Given entries =>
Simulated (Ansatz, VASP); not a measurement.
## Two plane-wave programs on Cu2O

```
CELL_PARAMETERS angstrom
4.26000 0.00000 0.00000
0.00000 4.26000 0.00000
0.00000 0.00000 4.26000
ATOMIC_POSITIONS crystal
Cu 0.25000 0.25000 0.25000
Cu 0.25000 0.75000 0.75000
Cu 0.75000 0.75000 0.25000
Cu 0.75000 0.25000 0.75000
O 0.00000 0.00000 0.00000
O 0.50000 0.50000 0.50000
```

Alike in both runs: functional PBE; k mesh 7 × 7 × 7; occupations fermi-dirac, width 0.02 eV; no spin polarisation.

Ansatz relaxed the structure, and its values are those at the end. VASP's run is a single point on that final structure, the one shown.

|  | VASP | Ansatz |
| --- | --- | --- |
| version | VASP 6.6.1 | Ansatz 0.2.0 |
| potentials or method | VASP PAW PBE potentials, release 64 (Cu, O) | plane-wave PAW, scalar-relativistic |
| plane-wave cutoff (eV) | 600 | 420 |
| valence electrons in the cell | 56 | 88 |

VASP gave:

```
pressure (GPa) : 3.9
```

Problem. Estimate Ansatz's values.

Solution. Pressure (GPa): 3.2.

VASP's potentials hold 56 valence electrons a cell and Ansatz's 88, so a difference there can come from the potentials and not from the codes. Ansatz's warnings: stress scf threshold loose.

Required action => Above are the records; print exactly the lines from the line with "VASP | Ansatz |" to the line with "Solution. Pressure (GPa): 3.2.", including both, and nothing else.

Answer box =>
|  | VASP | Ansatz |
| --- | --- | --- |
| version | VASP 6.6.1 | Ansatz 0.2.0 |
| potentials or method | VASP PAW PBE potentials, release 64 (Cu, O) | plane-wave PAW, scalar-relativistic |
| plane-wave cutoff (eV) | 600 | 420 |
| valence electrons in the cell | 56 | 88 |

VASP gave:

```
pressure (GPa) : 3.9
```

Problem. Estimate Ansatz's values.

Solution. Pressure (GPa): 3.2.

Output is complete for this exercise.